REQUIRED ACTION
With the line that contains "Definitions: NICS(0) = −σiso" as the final line, return every line from the start of the data below exactly.

DATASET ENTRIES
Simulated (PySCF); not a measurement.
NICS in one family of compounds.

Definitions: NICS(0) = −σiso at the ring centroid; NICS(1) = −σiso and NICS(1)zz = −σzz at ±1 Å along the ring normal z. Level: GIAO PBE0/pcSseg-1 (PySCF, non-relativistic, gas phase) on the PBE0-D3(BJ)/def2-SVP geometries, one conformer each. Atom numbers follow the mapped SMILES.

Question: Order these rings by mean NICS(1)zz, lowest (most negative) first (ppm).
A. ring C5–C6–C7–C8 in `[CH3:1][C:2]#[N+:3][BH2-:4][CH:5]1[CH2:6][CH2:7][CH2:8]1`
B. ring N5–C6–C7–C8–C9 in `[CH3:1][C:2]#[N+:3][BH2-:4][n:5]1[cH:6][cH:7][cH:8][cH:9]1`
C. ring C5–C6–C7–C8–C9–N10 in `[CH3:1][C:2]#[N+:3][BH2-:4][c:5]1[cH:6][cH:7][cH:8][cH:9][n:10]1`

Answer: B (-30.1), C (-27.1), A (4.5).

WRITTEN RESPONSE
Simulated (PySCF); not a measurement.
NICS in one family of compounds.

Definitions: NICS(0) = −σiso at the ring centroid; NICS(1) = −σiso and NICS(1)zz = −σzz at ±1 Å along the ring normal z. Level: GIAO PBE0/pcSseg-1 (PySCF, non-relativistic, gas phase) on the PBE0-D3(BJ)/def2-SVP geometries, one conformer each. Atom numbers follow the mapped SMILES.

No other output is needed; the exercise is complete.